**WORK ITEM**
Every line from the first one in the listing down to the line with "Aim: the energy" should be restated word for word.

**SUPPLIED DATA**
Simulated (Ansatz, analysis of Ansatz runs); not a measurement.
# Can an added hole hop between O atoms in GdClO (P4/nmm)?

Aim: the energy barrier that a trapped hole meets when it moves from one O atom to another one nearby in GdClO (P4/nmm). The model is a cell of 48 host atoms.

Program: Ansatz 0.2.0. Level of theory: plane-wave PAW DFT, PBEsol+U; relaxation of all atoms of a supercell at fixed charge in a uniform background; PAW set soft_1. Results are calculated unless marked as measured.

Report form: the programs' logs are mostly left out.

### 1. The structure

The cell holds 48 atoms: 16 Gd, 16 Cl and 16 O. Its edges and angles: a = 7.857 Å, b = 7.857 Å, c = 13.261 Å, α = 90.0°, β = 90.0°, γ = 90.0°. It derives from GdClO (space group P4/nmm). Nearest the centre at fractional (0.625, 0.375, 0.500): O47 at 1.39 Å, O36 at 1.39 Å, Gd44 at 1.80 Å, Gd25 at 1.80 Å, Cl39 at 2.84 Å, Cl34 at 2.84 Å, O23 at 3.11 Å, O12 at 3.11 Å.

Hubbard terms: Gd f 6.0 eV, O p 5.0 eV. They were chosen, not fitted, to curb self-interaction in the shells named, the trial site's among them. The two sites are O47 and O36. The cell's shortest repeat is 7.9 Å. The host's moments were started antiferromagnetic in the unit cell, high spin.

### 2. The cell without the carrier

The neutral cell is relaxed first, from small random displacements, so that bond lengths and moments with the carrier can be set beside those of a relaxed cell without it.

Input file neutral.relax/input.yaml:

**WRITTEN SOLUTION**
Simulated (Ansatz, analysis of Ansatz runs); not a measurement.
# Can an added hole hop between O atoms in GdClO (P4/nmm)?

Aim: the energy barrier that a trapped hole meets when it moves from one O atom to another one nearby in GdClO (P4/nmm). The model is a cell of 48 host atoms.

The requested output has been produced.